(Records provided)
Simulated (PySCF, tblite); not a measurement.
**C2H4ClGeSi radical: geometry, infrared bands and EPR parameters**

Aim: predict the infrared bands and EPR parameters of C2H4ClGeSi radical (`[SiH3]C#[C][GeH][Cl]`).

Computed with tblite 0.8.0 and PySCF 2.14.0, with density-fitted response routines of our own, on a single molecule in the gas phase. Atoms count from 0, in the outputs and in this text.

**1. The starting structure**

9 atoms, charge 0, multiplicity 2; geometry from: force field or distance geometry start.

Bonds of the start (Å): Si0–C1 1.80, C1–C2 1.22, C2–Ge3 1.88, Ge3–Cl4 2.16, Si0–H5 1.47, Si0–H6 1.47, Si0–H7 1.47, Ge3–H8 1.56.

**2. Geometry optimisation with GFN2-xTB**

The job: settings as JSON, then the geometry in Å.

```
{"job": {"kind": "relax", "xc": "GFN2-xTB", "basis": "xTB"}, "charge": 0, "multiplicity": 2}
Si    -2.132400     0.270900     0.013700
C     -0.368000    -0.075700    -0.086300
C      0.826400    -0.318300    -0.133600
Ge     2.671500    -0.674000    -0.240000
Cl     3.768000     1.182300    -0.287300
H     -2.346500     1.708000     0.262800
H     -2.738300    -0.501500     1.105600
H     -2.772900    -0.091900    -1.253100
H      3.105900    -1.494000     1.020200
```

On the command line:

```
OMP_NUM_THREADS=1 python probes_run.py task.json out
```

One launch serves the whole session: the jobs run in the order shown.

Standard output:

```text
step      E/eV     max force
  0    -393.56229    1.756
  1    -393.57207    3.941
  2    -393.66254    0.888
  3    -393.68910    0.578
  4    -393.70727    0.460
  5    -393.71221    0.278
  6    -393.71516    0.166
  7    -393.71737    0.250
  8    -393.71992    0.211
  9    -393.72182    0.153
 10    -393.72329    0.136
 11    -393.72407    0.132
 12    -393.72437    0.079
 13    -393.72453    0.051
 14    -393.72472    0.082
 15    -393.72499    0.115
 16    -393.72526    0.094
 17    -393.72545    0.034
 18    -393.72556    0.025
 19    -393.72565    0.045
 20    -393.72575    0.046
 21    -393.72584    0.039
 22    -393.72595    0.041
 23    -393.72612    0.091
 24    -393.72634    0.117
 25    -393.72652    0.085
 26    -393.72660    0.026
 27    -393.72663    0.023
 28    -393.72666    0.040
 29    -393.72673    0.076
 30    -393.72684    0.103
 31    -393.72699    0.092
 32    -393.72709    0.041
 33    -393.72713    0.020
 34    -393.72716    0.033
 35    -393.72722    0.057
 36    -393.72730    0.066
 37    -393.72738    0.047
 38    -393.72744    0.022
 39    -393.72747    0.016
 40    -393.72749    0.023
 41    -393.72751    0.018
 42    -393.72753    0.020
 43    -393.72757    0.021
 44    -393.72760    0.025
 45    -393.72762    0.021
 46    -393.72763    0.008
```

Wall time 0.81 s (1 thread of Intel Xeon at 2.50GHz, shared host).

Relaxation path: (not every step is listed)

(Assigned task) The answer must consist solely of the lines from the first line of the data to the line holding "9 atoms, charge", each given again exactly.

(Solution)
Simulated (PySCF, tblite); not a measurement.
**C2H4ClGeSi radical: geometry, infrared bands and EPR parameters**

Aim: predict the infrared bands and EPR parameters of C2H4ClGeSi radical (`[SiH3]C#[C][GeH][Cl]`).

Computed with tblite 0.8.0 and PySCF 2.14.0, with density-fitted response routines of our own, on a single molecule in the gas phase. Atoms count from 0, in the outputs and in this text.

**1. The starting structure**

9 atoms, charge 0, multiplicity 2; geometry from: force field or distance geometry start.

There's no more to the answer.